Work item:
In the listing below, print exactly the lines between the line holding "1. Products less" and the line holding "2. With the", inclusive, and no more.

*** Opening Extracted entries ***

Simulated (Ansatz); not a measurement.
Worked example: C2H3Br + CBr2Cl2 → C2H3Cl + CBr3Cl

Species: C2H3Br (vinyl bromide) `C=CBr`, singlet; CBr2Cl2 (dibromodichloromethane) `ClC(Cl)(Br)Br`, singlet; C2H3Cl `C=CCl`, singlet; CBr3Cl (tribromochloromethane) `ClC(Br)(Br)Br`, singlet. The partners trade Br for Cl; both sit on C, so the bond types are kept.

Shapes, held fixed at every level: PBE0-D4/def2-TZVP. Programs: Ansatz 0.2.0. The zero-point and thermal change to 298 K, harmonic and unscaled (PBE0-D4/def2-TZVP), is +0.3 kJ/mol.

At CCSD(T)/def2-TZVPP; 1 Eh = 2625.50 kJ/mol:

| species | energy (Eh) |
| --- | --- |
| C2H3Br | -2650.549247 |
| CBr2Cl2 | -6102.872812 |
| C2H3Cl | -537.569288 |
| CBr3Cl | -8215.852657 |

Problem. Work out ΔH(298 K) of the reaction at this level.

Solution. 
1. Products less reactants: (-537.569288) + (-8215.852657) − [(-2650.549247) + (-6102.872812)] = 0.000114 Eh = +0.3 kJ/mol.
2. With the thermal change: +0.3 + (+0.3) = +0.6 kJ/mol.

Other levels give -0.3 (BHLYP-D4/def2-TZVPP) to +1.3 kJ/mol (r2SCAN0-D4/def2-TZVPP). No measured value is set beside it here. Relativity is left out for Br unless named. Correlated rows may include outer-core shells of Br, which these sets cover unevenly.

*** Closing Extracted entries ***

Response box:
1. Products less reactants: (-537.569288) + (-8215.852657) − [(-2650.549247) + (-6102.872812)] = 0.000114 Eh = +0.3 kJ/mol.
2. With the thermal change: +0.3 + (+0.3) = +0.6 kJ/mol.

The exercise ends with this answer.